> [Action item]
Write out again each line of the material below, unchanged, from the first one to the line that holds "# N started".

BEGIN

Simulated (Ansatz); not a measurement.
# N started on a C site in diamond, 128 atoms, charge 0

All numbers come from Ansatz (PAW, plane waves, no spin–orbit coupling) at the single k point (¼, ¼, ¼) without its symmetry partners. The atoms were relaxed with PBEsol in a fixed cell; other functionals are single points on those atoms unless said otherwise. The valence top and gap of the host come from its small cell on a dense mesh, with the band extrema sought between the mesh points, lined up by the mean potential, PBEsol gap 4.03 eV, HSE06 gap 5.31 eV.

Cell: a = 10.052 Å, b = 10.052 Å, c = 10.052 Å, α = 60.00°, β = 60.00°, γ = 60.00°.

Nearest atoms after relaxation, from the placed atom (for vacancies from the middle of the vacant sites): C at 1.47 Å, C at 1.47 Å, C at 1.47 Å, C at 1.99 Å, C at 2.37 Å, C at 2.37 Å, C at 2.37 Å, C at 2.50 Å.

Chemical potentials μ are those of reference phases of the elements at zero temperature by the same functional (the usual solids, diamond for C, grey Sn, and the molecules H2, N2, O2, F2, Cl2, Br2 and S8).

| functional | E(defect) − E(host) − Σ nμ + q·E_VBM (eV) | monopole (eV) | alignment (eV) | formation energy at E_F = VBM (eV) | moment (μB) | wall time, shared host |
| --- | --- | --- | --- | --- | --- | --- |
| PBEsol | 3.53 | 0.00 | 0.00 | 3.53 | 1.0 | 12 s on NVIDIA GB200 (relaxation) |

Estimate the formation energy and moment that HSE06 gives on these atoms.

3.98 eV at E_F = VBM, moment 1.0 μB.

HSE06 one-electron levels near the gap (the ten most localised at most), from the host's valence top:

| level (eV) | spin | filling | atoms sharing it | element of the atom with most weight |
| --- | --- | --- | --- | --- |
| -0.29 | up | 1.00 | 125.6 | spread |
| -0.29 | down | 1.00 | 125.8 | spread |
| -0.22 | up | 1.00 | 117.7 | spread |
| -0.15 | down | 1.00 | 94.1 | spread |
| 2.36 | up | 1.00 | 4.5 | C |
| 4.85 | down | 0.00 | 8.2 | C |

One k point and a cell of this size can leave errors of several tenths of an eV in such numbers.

END

> [Exercise response]
Simulated (Ansatz); not a measurement.
# N started on a C site in diamond, 128 atoms, charge 0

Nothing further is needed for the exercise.